**Excerpted data**
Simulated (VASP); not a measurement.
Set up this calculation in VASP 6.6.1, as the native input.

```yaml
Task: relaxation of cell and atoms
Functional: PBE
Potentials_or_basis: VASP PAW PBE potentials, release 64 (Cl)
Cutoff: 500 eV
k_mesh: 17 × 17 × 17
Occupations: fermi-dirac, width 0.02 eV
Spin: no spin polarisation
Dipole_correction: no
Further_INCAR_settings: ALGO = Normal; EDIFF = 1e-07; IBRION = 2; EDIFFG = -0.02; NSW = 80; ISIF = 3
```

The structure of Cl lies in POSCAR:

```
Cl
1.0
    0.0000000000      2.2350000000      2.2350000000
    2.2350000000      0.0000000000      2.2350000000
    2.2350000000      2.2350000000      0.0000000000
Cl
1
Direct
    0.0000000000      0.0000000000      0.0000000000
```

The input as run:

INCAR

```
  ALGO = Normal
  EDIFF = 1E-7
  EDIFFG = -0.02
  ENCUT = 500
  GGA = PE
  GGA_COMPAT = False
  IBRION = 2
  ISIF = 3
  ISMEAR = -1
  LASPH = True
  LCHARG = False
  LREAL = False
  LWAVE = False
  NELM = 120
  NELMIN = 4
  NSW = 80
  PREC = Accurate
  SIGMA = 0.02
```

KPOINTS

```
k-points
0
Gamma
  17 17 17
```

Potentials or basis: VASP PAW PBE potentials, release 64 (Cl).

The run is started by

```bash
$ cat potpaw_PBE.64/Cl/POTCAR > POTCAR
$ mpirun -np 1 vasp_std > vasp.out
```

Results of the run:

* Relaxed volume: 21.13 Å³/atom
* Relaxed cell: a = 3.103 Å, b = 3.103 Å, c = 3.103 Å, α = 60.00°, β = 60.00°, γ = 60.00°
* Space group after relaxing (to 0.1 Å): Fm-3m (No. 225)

**Work request**
The output should be exactly the lines above from the line containing "The structure of" to the line containing "volume: 21.13 Å³/atom", inclusive, with no other lines.

**Solution**
The structure of Cl lies in POSCAR:

```
Cl
1.0
    0.0000000000      2.2350000000      2.2350000000
    2.2350000000      0.0000000000      2.2350000000
    2.2350000000      2.2350000000      0.0000000000
Cl
1
Direct
    0.0000000000      0.0000000000      0.0000000000
```

The input as run:

INCAR

```
  ALGO = Normal
  EDIFF = 1E-7
  EDIFFG = -0.02
  ENCUT = 500
  GGA = PE
  GGA_COMPAT = False
  IBRION = 2
  ISIF = 3
  ISMEAR = -1
  LASPH = True
  LCHARG = False
  LREAL = False
  LWAVE = False
  NELM = 120
  NELMIN = 4
  NSW = 80
  PREC = Accurate
  SIGMA = 0.02
```

KPOINTS

```
k-points
0
Gamma
  17 17 17
```

Potentials or basis: VASP PAW PBE potentials, release 64 (Cl).

The run is started by

```bash
$ cat potpaw_PBE.64/Cl/POTCAR > POTCAR
$ mpirun -np 1 vasp_std > vasp.out
```

Results of the run:

* Relaxed volume: 21.13 Å³/atom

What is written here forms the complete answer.